_DATA RECORDS_:
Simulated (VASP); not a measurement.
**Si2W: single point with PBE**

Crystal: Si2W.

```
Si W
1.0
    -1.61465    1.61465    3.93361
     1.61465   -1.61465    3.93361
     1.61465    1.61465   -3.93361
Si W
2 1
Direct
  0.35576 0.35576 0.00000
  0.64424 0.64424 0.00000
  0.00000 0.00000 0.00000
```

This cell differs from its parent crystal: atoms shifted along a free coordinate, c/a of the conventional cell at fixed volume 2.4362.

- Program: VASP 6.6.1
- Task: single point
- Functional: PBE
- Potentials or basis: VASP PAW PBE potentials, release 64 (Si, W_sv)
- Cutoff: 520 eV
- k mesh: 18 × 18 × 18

_ACTIVITY_: Once you have read the records, repeat them all exactly.

_WRITTEN RESPONSE_:
Simulated (VASP); not a measurement.
**Si2W: single point with PBE**

Crystal: Si2W.

```
Si W
1.0
    -1.61465    1.61465    3.93361
     1.61465   -1.61465    3.93361
     1.61465    1.61465   -3.93361
Si W
2 1
Direct
  0.35576 0.35576 0.00000
  0.64424 0.64424 0.00000
  0.00000 0.00000 0.00000
```

This cell differs from its parent crystal: atoms shifted along a free coordinate, c/a of the conventional cell at fixed volume 2.4362.

- Program: VASP 6.6.1
- Task: single point
- Functional: PBE
- Potentials or basis: VASP PAW PBE potentials, release 64 (Si, W_sv)
- Cutoff: 520 eV
- k mesh: 18 × 18 × 18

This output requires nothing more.